ACTION ITEM:
Write out all the data below exactly.

^^^^^^^^

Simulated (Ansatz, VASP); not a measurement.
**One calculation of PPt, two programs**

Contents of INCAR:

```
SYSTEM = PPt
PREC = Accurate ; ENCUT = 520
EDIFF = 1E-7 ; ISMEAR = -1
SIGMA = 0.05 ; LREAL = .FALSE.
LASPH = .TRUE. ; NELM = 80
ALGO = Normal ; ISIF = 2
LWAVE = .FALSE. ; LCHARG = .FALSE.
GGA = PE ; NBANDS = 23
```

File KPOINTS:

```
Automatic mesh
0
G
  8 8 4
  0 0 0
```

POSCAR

^^^^^^^^

RESPONSE BOX:
Simulated (Ansatz, VASP); not a measurement.
**One calculation of PPt, two programs**

Contents of INCAR:

```
SYSTEM = PPt
PREC = Accurate ; ENCUT = 520
EDIFF = 1E-7 ; ISMEAR = -1
SIGMA = 0.05 ; LREAL = .FALSE.
LASPH = .TRUE. ; NELM = 80
ALGO = Normal ; ISIF = 2
LWAVE = .FALSE. ; LCHARG = .FALSE.
GGA = PE ; NBANDS = 23
```

File KPOINTS:

```
Automatic mesh
0
G
  8 8 4
  0 0 0
```

POSCAR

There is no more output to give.